> **Requirement**
Line by line, retype the material below exactly, from its first line up to and including the one holding "Shapes, held fixed".

> **Available data**
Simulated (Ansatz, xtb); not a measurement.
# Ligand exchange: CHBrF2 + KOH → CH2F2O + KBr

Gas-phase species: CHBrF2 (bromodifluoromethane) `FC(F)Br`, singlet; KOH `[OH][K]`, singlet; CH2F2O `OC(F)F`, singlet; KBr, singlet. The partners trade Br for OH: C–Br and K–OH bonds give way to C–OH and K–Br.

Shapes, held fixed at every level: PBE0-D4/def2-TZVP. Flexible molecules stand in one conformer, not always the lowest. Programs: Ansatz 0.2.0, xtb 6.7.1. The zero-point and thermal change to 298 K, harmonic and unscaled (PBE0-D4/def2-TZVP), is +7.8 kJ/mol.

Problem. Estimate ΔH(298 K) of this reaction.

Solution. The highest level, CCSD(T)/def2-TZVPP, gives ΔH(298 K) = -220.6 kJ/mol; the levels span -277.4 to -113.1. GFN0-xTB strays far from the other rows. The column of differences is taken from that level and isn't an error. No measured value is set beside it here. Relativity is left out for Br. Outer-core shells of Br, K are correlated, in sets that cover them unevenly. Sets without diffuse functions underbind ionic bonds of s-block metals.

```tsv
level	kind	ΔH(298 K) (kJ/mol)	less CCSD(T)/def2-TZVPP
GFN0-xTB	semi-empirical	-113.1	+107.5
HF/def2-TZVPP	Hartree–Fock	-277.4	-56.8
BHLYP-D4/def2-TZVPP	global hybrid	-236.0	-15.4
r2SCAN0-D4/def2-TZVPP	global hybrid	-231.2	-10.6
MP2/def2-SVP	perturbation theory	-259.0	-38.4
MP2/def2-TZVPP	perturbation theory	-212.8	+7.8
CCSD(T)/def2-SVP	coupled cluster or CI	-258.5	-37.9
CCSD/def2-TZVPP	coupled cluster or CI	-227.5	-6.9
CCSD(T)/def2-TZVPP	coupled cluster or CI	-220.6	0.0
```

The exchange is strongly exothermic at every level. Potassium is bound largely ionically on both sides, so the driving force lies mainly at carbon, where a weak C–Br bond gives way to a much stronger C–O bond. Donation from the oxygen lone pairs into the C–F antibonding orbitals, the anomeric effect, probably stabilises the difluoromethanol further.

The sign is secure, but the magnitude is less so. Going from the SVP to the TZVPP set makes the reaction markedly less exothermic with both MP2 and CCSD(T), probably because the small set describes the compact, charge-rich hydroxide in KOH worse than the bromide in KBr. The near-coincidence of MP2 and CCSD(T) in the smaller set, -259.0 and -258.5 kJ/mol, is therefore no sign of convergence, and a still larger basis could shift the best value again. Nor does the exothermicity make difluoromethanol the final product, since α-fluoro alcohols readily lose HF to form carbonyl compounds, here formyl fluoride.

> **Your solution**
Simulated (Ansatz, xtb); not a measurement.
# Ligand exchange: CHBrF2 + KOH → CH2F2O + KBr

Gas-phase species: CHBrF2 (bromodifluoromethane) `FC(F)Br`, singlet; KOH `[OH][K]`, singlet; CH2F2O `OC(F)F`, singlet; KBr, singlet. The partners trade Br for OH: C–Br and K–OH bonds give way to C–OH and K–Br.

Shapes, held fixed at every level: PBE0-D4/def2-TZVP. Flexible molecules stand in one conformer, not always the lowest. Programs: Ansatz 0.2.0, xtb 6.7.1. The zero-point and thermal change to 298 K, harmonic and unscaled (PBE0-D4/def2-TZVP), is +7.8 kJ/mol.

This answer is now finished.